> **Required action**
Working from the records beneath this line, reproduce each one exactly.

*** Opening of Input data ***

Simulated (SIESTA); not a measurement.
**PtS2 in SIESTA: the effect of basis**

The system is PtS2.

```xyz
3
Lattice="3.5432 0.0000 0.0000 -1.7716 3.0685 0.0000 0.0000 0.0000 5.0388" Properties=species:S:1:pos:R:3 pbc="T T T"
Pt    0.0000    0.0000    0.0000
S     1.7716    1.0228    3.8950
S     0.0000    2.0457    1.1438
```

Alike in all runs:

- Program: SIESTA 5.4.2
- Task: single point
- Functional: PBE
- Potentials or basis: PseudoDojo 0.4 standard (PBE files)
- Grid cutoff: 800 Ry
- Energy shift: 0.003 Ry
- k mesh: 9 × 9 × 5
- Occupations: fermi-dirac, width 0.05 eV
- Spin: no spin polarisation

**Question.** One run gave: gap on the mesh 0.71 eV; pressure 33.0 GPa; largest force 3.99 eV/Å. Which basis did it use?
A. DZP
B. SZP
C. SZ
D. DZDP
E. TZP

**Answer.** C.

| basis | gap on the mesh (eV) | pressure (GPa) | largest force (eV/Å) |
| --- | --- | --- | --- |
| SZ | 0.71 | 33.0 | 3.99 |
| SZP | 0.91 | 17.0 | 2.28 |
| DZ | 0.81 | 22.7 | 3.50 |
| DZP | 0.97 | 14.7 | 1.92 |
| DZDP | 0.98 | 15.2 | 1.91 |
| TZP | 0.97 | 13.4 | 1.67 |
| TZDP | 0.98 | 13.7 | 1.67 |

*** Close of Input data ***

> **Written solution**
Simulated (SIESTA); not a measurement.
**PtS2 in SIESTA: the effect of basis**

The system is PtS2.

```xyz
3
Lattice="3.5432 0.0000 0.0000 -1.7716 3.0685 0.0000 0.0000 0.0000 5.0388" Properties=species:S:1:pos:R:3 pbc="T T T"
Pt    0.0000    0.0000    0.0000
S     1.7716    1.0228    3.8950
S     0.0000    2.0457    1.1438
```

Alike in all runs:

- Program: SIESTA 5.4.2
- Task: single point
- Functional: PBE
- Potentials or basis: PseudoDojo 0.4 standard (PBE files)
- Grid cutoff: 800 Ry
- Energy shift: 0.003 Ry
- k mesh: 9 × 9 × 5
- Occupations: fermi-dirac, width 0.05 eV
- Spin: no spin polarisation

**Question.** One run gave: gap on the mesh 0.71 eV; pressure 33.0 GPa; largest force 3.99 eV/Å. Which basis did it use?
A. DZP
B. SZP
C. SZ
D. DZDP
E. TZP

**Answer.** C.

| basis | gap on the mesh (eV) | pressure (GPa) | largest force (eV/Å) |
| --- | --- | --- | --- |
| SZ | 0.71 | 33.0 | 3.99 |
| SZP | 0.91 | 17.0 | 2.28 |
| DZ | 0.81 | 22.7 | 3.50 |
| DZP | 0.97 | 14.7 | 1.92 |
| DZDP | 0.98 | 15.2 | 1.91 |
| TZP | 0.97 | 13.4 | 1.67 |
| TZDP | 0.98 | 13.7 | 1.67 |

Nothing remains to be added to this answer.